Brief = Please write out, exactly as given, every line of the entries below up to and including the line with "Energies are uncorrected".

┄┄┄┄┄┄
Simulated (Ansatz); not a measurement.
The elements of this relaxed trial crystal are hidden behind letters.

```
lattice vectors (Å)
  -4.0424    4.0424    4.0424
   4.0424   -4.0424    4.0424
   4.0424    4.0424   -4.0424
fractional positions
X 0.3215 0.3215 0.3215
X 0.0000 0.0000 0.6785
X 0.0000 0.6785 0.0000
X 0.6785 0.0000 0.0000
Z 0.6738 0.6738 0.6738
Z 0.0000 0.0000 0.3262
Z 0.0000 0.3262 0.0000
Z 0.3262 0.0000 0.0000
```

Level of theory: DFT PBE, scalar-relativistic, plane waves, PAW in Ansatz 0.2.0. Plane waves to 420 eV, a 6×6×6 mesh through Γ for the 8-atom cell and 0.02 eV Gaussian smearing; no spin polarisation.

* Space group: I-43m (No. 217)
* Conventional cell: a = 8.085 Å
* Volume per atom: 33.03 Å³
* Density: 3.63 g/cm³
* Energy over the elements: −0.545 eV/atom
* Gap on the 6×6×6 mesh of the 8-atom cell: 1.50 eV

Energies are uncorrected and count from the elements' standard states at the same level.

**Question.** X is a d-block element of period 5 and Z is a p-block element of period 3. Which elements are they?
┄┄┄┄┄┄

Answer space =
Simulated (Ansatz); not a measurement.
The elements of this relaxed trial crystal are hidden behind letters.

```
lattice vectors (Å)
  -4.0424    4.0424    4.0424
   4.0424   -4.0424    4.0424
   4.0424    4.0424   -4.0424
fractional positions
X 0.3215 0.3215 0.3215
X 0.0000 0.0000 0.6785
X 0.0000 0.6785 0.0000
X 0.6785 0.0000 0.0000
Z 0.6738 0.6738 0.6738
Z 0.0000 0.0000 0.3262
Z 0.0000 0.3262 0.0000
Z 0.3262 0.0000 0.0000
```

Level of theory: DFT PBE, scalar-relativistic, plane waves, PAW in Ansatz 0.2.0. Plane waves to 420 eV, a 6×6×6 mesh through Γ for the 8-atom cell and 0.02 eV Gaussian smearing; no spin polarisation.

* Space group: I-43m (No. 217)
* Conventional cell: a = 8.085 Å
* Volume per atom: 33.03 Å³
* Density: 3.63 g/cm³
* Energy over the elements: −0.545 eV/atom
* Gap on the 6×6×6 mesh of the 8-atom cell: 1.50 eV

Energies are uncorrected and count from the elements' standard states at the same level.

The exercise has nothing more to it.